REQUIREMENT: Your task is to write out exactly the lines of the listing below, from the first down to the line that holds "A: Highest: PBE".

╭──

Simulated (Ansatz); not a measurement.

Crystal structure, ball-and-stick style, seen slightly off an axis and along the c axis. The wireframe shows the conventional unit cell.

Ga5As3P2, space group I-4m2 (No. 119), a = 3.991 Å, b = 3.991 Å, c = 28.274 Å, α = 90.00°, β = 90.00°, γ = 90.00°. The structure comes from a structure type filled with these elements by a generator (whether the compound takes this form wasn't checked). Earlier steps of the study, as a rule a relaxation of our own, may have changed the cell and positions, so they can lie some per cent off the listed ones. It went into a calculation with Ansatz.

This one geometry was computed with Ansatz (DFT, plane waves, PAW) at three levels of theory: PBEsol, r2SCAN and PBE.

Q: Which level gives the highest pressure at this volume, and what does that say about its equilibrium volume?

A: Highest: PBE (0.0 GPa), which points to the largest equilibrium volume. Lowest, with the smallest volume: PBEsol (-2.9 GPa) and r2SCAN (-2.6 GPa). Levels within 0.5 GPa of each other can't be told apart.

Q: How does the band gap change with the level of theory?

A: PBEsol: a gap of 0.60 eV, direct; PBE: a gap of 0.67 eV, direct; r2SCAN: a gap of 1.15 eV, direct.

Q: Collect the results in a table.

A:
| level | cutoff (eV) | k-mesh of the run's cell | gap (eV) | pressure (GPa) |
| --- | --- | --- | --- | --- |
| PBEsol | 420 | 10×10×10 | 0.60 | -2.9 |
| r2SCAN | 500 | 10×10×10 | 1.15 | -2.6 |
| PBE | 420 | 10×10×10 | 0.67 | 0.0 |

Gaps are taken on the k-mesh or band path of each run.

╰──

TASK RESPONSE:
Simulated (Ansatz); not a measurement.

Crystal structure, ball-and-stick style, seen slightly off an axis and along the c axis. The wireframe shows the conventional unit cell.

Ga5As3P2, space group I-4m2 (No. 119), a = 3.991 Å, b = 3.991 Å, c = 28.274 Å, α = 90.00°, β = 90.00°, γ = 90.00°. The structure comes from a structure type filled with these elements by a generator (whether the compound takes this form wasn't checked). Earlier steps of the study, as a rule a relaxation of our own, may have changed the cell and positions, so they can lie some per cent off the listed ones. It went into a calculation with Ansatz.

This one geometry was computed with Ansatz (DFT, plane waves, PAW) at three levels of theory: PBEsol, r2SCAN and PBE.

Q: Which level gives the highest pressure at this volume, and what does that say about its equilibrium volume?

A: Highest: PBE (0.0 GPa), which points to the largest equilibrium volume. Lowest, with the smallest volume: PBEsol (-2.9 GPa) and r2SCAN (-2.6 GPa). Levels within 0.5 GPa of each other can't be told apart.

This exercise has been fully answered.